ACTION ITEM: Beginning with the first line, please return the entries exactly through the line that contains "C3–C4 | 1.369 Å |", and leave out all later lines.

══════
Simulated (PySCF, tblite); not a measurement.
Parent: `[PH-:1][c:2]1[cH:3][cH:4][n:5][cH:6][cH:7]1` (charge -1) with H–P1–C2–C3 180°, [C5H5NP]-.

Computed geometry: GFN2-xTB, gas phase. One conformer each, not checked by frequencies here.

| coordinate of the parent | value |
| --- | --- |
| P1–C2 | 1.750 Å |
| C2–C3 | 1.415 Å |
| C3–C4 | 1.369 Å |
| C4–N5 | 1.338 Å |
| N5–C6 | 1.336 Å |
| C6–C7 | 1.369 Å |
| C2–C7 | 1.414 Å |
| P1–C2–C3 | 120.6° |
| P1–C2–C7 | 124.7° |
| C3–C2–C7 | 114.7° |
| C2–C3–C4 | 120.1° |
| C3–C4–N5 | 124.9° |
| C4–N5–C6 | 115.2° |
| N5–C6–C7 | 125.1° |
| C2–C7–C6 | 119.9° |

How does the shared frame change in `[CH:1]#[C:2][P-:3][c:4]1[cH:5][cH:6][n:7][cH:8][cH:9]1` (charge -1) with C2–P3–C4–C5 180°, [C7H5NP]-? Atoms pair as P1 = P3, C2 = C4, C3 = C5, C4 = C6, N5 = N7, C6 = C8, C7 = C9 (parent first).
══════

EXERCISE SOLUTION:
Simulated (PySCF, tblite); not a measurement.
Parent: `[PH-:1][c:2]1[cH:3][cH:4][n:5][cH:6][cH:7]1` (charge -1) with H–P1–C2–C3 180°, [C5H5NP]-.

Computed geometry: GFN2-xTB, gas phase. One conformer each, not checked by frequencies here.

| coordinate of the parent | value |
| --- | --- |
| P1–C2 | 1.750 Å |
| C2–C3 | 1.415 Å |
| C3–C4 | 1.369 Å |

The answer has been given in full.